● **Work item**
All lines up to and including the one that contains "(2) Where does G0W0 put 2p?" are to be transcribed exactly, starting from the first line of the records.

● **Available data**
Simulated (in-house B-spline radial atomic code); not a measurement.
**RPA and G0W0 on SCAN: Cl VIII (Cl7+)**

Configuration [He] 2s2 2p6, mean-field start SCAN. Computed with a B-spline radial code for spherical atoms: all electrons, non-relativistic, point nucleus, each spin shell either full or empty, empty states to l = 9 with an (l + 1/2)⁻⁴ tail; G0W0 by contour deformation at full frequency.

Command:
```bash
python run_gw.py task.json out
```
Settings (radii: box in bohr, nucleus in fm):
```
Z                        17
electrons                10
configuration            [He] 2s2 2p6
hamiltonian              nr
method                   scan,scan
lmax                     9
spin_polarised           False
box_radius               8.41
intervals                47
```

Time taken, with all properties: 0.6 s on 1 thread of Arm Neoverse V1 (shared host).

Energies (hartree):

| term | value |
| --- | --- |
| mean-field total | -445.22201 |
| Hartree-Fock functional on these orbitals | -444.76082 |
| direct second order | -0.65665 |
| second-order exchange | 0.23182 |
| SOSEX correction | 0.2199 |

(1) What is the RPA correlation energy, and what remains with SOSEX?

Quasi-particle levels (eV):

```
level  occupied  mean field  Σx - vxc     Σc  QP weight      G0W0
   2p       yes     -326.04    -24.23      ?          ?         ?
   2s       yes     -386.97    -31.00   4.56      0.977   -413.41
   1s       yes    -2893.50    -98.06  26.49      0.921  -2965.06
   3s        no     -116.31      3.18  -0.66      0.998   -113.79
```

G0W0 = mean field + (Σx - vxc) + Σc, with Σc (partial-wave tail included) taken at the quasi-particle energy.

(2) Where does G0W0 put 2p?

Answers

● **Task answer**
Simulated (in-house B-spline radial atomic code); not a measurement.
**RPA and G0W0 on SCAN: Cl VIII (Cl7+)**

Configuration [He] 2s2 2p6, mean-field start SCAN. Computed with a B-spline radial code for spherical atoms: all electrons, non-relativistic, point nucleus, each spin shell either full or empty, empty states to l = 9 with an (l + 1/2)⁻⁴ tail; G0W0 by contour deformation at full frequency.

Command:
```bash
python run_gw.py task.json out
```
Settings (radii: box in bohr, nucleus in fm):
```
Z                        17
electrons                10
configuration            [He] 2s2 2p6
hamiltonian              nr
method                   scan,scan
lmax                     9
spin_polarised           False
box_radius               8.41
intervals                47
```

Time taken, with all properties: 0.6 s on 1 thread of Arm Neoverse V1 (shared host).

Energies (hartree):

| term | value |
| --- | --- |
| mean-field total | -445.22201 |
| Hartree-Fock functional on these orbitals | -444.76082 |
| direct second order | -0.65665 |
| second-order exchange | 0.23182 |
| SOSEX correction | 0.2199 |

(1) What is the RPA correlation energy, and what remains with SOSEX?

Quasi-particle levels (eV):

```
level  occupied  mean field  Σx - vxc     Σc  QP weight      G0W0
   2p       yes     -326.04    -24.23      ?          ?         ?
   2s       yes     -386.97    -31.00   4.56      0.977   -413.41
   1s       yes    -2893.50    -98.06  26.49      0.921  -2965.06
   3s        no     -116.31      3.18  -0.66      0.998   -113.79
```

G0W0 = mean field + (Σx - vxc) + Σc, with Σc (partial-wave tail included) taken at the quasi-particle energy.

(2) Where does G0W0 put 2p?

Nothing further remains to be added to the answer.